▸ WORK REQUEST
After repeating the line containing "Its results: pressure", stop; until then, repeat each line of the listing below exactly, starting with the first.

▸ RECORDED INFORMATION
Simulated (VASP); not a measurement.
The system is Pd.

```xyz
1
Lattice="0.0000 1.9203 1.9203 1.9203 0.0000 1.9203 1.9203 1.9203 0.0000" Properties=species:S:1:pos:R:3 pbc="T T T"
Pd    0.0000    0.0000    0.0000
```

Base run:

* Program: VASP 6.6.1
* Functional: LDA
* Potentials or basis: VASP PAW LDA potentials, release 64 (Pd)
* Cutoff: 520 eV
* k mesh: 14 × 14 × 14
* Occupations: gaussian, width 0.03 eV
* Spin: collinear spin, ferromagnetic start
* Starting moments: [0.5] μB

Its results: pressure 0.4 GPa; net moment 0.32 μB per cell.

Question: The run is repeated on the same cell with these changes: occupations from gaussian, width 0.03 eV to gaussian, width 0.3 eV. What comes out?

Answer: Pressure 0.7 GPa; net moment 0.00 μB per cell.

▸ EXPECTED ANSWER
Simulated (VASP); not a measurement.
The system is Pd.

```xyz
1
Lattice="0.0000 1.9203 1.9203 1.9203 0.0000 1.9203 1.9203 1.9203 0.0000" Properties=species:S:1:pos:R:3 pbc="T T T"
Pd    0.0000    0.0000    0.0000
```

Base run:

* Program: VASP 6.6.1
* Functional: LDA
* Potentials or basis: VASP PAW LDA potentials, release 64 (Pd)
* Cutoff: 520 eV
* k mesh: 14 × 14 × 14
* Occupations: gaussian, width 0.03 eV
* Spin: collinear spin, ferromagnetic start
* Starting moments: [0.5] μB

Its results: pressure 0.4 GPa; net moment 0.32 μB per cell.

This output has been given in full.